- _MATERIAL SUPPLIED_:
⟨

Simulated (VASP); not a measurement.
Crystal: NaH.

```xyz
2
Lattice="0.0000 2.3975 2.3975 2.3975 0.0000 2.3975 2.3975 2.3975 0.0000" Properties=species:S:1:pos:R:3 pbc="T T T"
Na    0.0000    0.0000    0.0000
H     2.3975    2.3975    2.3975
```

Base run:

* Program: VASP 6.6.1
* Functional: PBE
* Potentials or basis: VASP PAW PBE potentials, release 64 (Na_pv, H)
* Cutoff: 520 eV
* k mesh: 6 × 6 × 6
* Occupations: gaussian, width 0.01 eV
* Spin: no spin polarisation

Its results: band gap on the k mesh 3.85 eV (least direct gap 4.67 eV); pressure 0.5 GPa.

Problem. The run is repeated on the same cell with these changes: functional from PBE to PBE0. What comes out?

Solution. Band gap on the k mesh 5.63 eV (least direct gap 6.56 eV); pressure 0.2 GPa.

⟩

- _BRIEF_: Every line of data must be returned unchanged.

- _EXERCISE SOLUTION_:
Simulated (VASP); not a measurement.
Crystal: NaH.

```xyz
2
Lattice="0.0000 2.3975 2.3975 2.3975 0.0000 2.3975 2.3975 2.3975 0.0000" Properties=species:S:1:pos:R:3 pbc="T T T"
Na    0.0000    0.0000    0.0000
H     2.3975    2.3975    2.3975
```

Base run:

* Program: VASP 6.6.1
* Functional: PBE
* Potentials or basis: VASP PAW PBE potentials, release 64 (Na_pv, H)
* Cutoff: 520 eV
* k mesh: 6 × 6 × 6
* Occupations: gaussian, width 0.01 eV
* Spin: no spin polarisation

Its results: band gap on the k mesh 3.85 eV (least direct gap 4.67 eV); pressure 0.5 GPa.

Problem. The run is repeated on the same cell with these changes: functional from PBE to PBE0. What comes out?

Solution. Band gap on the k mesh 5.63 eV (least direct gap 6.56 eV); pressure 0.2 GPa.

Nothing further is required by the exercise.